═══ ENTRIES SHOWN

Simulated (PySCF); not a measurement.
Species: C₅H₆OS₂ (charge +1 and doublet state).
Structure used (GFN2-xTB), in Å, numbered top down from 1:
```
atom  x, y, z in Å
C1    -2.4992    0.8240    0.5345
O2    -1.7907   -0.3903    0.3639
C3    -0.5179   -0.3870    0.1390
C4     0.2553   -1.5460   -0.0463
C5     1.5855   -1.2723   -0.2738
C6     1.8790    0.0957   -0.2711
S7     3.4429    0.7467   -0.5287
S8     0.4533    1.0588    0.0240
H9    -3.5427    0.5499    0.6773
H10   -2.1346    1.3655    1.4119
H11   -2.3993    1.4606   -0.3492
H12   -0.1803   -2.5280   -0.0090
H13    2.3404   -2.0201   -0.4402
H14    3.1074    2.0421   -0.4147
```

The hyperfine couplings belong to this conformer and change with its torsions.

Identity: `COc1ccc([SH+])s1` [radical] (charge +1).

══════

- [ASSIGNMENT]
Nothing above should be left out. Print all the records exactly.

- [EXPECTED ANSWER]
Simulated (PySCF); not a measurement.
Species: C₅H₆OS₂ (charge +1 and doublet state).
Structure used (GFN2-xTB), in Å, numbered top down from 1:
```
atom  x, y, z in Å
C1    -2.4992    0.8240    0.5345
O2    -1.7907   -0.3903    0.3639
C3    -0.5179   -0.3870    0.1390
C4     0.2553   -1.5460   -0.0463
C5     1.5855   -1.2723   -0.2738
C6     1.8790    0.0957   -0.2711
S7     3.4429    0.7467   -0.5287
S8     0.4533    1.0588    0.0240
H9    -3.5427    0.5499    0.6773
H10   -2.1346    1.3655    1.4119
H11   -2.3993    1.4606   -0.3492
H12   -0.1803   -2.5280   -0.0090
H13    2.3404   -2.0201   -0.4402
H14    3.1074    2.0421   -0.4147
```

The hyperfine couplings belong to this conformer and change with its torsions.

Identity: `COc1ccc([SH+])s1` [radical] (charge +1).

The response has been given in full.